BEGIN
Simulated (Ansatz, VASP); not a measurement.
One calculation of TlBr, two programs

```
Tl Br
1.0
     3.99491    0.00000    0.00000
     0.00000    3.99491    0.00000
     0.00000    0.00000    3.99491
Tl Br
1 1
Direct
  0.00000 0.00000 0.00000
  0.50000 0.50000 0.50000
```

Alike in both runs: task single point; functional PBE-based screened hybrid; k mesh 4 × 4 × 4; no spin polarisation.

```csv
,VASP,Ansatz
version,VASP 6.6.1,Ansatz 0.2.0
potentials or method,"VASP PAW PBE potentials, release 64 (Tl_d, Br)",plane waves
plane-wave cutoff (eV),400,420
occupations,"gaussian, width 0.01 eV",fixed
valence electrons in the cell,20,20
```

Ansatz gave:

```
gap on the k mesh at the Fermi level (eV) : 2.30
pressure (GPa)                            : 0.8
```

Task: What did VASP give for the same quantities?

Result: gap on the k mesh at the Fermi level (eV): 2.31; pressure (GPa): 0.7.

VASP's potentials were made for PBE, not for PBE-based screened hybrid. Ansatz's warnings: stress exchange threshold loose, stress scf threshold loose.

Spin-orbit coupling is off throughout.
END

Retype exactly the lines of the data above, starting at its first line and finishing with the line that has "VASP's potentials were" in it.

• [REPLY]:
Simulated (Ansatz, VASP); not a measurement.
One calculation of TlBr, two programs

```
Tl Br
1.0
     3.99491    0.00000    0.00000
     0.00000    3.99491    0.00000
     0.00000    0.00000    3.99491
Tl Br
1 1
Direct
  0.00000 0.00000 0.00000
  0.50000 0.50000 0.50000
```

Alike in both runs: task single point; functional PBE-based screened hybrid; k mesh 4 × 4 × 4; no spin polarisation.

```csv
,VASP,Ansatz
version,VASP 6.6.1,Ansatz 0.2.0
potentials or method,"VASP PAW PBE potentials, release 64 (Tl_d, Br)",plane waves
plane-wave cutoff (eV),400,420
occupations,"gaussian, width 0.01 eV",fixed
valence electrons in the cell,20,20
```

Ansatz gave:

```
gap on the k mesh at the Fermi level (eV) : 2.30
pressure (GPa)                            : 0.8
```

Task: What did VASP give for the same quantities?

Result: gap on the k mesh at the Fermi level (eV): 2.31; pressure (GPa): 0.7.

VASP's potentials were made for PBE, not for PBE-based screened hybrid. Ansatz's warnings: stress exchange threshold loose, stress scf threshold loose.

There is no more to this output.